The data:
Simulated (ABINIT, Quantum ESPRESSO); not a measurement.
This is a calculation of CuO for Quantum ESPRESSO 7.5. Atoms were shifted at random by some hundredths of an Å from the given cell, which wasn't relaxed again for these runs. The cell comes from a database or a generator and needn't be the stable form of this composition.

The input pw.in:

Activity: The complete listing is to be repeated exactly.

Written response:
Simulated (ABINIT, Quantum ESPRESSO); not a measurement.
This is a calculation of CuO for Quantum ESPRESSO 7.5. Atoms were shifted at random by some hundredths of an Å from the given cell, which wasn't relaxed again for these runs. The cell comes from a database or a generator and needn't be the stable form of this composition.

The input pw.in:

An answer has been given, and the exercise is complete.